[Exercise]
From the data below, set down exactly the lines between the one holding "836.1 | 99.12 |" and the one holding "- 302.2, p (kPa): 5183", inclusive, and no others.

▬▬▬

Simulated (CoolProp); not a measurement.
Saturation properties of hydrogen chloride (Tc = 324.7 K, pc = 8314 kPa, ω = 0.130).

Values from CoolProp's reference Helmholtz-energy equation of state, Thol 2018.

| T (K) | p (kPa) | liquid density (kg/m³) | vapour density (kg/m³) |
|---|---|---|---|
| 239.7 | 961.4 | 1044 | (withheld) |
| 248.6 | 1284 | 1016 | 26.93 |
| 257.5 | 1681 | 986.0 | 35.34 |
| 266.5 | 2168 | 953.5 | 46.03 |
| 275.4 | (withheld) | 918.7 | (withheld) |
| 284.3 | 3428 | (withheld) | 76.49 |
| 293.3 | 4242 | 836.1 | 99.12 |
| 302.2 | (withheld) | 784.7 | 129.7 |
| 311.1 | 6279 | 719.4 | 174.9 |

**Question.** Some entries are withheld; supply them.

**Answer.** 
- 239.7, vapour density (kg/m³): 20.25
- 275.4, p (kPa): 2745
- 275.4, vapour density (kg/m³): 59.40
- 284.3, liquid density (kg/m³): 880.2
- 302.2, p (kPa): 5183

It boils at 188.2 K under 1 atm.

▬▬▬

[Answer section]
| 293.3 | 4242 | 836.1 | 99.12 |
| 302.2 | (withheld) | 784.7 | 129.7 |
| 311.1 | 6279 | 719.4 | 174.9 |

**Question.** Some entries are withheld; supply them.

**Answer.** 
- 239.7, vapour density (kg/m³): 20.25
- 275.4, p (kPa): 2745
- 275.4, vapour density (kg/m³): 59.40
- 284.3, liquid density (kg/m³): 880.2
- 302.2, p (kPa): 5183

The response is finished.